>>

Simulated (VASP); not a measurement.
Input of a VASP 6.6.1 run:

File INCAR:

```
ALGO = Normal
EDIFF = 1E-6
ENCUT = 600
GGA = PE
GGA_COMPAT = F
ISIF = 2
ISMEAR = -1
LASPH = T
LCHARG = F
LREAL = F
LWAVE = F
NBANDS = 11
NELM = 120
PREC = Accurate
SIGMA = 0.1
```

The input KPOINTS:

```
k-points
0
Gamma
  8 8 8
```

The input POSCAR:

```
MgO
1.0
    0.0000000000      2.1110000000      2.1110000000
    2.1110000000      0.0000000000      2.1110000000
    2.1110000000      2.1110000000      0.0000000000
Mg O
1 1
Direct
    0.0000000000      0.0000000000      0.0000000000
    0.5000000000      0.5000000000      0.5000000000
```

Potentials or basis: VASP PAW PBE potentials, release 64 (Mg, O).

<<

== REQUIREMENT ==
Repeat the records verbatim, every one of them.

== RESULT ==
Simulated (VASP); not a measurement.
Input of a VASP 6.6.1 run:

File INCAR:

```
ALGO = Normal
EDIFF = 1E-6
ENCUT = 600
GGA = PE
GGA_COMPAT = F
ISIF = 2
ISMEAR = -1
LASPH = T
LCHARG = F
LREAL = F
LWAVE = F
NBANDS = 11
NELM = 120
PREC = Accurate
SIGMA = 0.1
```

The input KPOINTS:

```
k-points
0
Gamma
  8 8 8
```

The input POSCAR:

```
MgO
1.0
    0.0000000000      2.1110000000      2.1110000000
    2.1110000000      0.0000000000      2.1110000000
    2.1110000000      2.1110000000      0.0000000000
Mg O
1 1
Direct
    0.0000000000      0.0000000000      0.0000000000
    0.5000000000      0.5000000000      0.5000000000
```

Potentials or basis: VASP PAW PBE potentials, release 64 (Mg, O).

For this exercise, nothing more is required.